ASSIGNED TASK » To complete the exercise, repeat every record exactly as it stands.

^^^^^^^^^^^^^^^^
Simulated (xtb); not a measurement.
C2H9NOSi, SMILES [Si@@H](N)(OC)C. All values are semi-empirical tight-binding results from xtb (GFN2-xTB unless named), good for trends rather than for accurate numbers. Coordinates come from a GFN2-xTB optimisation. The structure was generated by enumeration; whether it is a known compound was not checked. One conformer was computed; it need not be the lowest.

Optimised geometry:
^^^^^^^^^^^^^^^^

RESULT »
Simulated (xtb); not a measurement.
C2H9NOSi, SMILES [Si@@H](N)(OC)C. All values are semi-empirical tight-binding results from xtb (GFN2-xTB unless named), good for trends rather than for accurate numbers. Coordinates come from a GFN2-xTB optimisation. The structure was generated by enumeration; whether it is a known compound was not checked. One conformer was computed; it need not be the lowest.

Optimised geometry:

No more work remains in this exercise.